-- BRIEF --
Find the line with "Levels at points" in the entries below, then reproduce it and every line after it down to and including the line with "Run time: 28", exactly.

-- SUPPLIED RECORDS --
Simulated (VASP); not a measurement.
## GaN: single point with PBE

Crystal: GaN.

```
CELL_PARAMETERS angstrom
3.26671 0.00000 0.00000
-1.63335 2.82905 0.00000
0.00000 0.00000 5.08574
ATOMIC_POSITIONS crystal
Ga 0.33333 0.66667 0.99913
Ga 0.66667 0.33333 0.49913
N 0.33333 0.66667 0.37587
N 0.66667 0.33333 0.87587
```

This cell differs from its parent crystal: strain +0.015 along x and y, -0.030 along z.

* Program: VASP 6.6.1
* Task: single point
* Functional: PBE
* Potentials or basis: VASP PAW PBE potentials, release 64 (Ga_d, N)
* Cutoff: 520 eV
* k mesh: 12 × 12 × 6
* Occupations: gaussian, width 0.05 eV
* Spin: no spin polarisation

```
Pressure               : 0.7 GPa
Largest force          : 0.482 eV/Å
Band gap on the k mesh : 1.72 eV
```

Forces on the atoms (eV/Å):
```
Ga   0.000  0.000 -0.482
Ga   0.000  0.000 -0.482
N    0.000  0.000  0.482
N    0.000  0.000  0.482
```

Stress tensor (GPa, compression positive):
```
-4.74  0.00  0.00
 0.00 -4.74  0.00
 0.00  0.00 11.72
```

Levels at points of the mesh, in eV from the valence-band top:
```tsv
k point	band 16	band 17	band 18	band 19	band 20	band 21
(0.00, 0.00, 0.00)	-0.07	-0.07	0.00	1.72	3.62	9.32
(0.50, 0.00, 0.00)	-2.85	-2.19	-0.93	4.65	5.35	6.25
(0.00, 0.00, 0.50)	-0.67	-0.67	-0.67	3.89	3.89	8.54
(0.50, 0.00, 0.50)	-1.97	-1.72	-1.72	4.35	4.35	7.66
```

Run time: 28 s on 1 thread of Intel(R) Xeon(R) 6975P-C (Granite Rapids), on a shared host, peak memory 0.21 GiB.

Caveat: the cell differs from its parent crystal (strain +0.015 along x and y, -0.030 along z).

-- WRITTEN RESPONSE --
Levels at points of the mesh, in eV from the valence-band top:
```tsv
k point	band 16	band 17	band 18	band 19	band 20	band 21
(0.00, 0.00, 0.00)	-0.07	-0.07	0.00	1.72	3.62	9.32
(0.50, 0.00, 0.00)	-2.85	-2.19	-0.93	4.65	5.35	6.25
(0.00, 0.00, 0.50)	-0.67	-0.67	-0.67	3.89	3.89	8.54
(0.50, 0.00, 0.50)	-1.97	-1.72	-1.72	4.35	4.35	7.66
```

Run time: 28 s on 1 thread of Intel(R) Xeon(R) 6975P-C (Granite Rapids), on a shared host, peak memory 0.21 GiB.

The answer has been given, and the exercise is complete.